◆ Study material ◆
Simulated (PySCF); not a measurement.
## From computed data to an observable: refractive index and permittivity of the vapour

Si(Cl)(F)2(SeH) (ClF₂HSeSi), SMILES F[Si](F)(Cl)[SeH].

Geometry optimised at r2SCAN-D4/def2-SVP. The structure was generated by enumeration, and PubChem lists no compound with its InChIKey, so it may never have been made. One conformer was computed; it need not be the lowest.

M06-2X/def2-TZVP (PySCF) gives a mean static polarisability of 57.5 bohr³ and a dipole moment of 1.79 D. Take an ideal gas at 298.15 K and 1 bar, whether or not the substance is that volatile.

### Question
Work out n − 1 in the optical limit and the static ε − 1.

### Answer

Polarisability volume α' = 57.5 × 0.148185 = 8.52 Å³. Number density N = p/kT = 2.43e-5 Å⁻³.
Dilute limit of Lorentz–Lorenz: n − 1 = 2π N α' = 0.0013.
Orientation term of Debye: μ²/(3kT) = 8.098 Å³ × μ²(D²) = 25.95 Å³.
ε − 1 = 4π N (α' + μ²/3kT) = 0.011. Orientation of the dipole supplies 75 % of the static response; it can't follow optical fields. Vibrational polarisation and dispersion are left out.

◆ Assigned task ◆
All of the records must be retyped exactly as they are.

◆ Worked solution ◆
Simulated (PySCF); not a measurement.
## From computed data to an observable: refractive index and permittivity of the vapour

Si(Cl)(F)2(SeH) (ClF₂HSeSi), SMILES F[Si](F)(Cl)[SeH].

Geometry optimised at r2SCAN-D4/def2-SVP. The structure was generated by enumeration, and PubChem lists no compound with its InChIKey, so it may never have been made. One conformer was computed; it need not be the lowest.

M06-2X/def2-TZVP (PySCF) gives a mean static polarisability of 57.5 bohr³ and a dipole moment of 1.79 D. Take an ideal gas at 298.15 K and 1 bar, whether or not the substance is that volatile.

### Question
Work out n − 1 in the optical limit and the static ε − 1.

### Answer

Polarisability volume α' = 57.5 × 0.148185 = 8.52 Å³. Number density N = p/kT = 2.43e-5 Å⁻³.
Dilute limit of Lorentz–Lorenz: n − 1 = 2π N α' = 0.0013.
Orientation term of Debye: μ²/(3kT) = 8.098 Å³ × μ²(D²) = 25.95 Å³.
ε − 1 = 4π N (α' + μ²/3kT) = 0.011. Orientation of the dipole supplies 75 % of the static response; it can't follow optical fields. Vibrational polarisation and dispersion are left out.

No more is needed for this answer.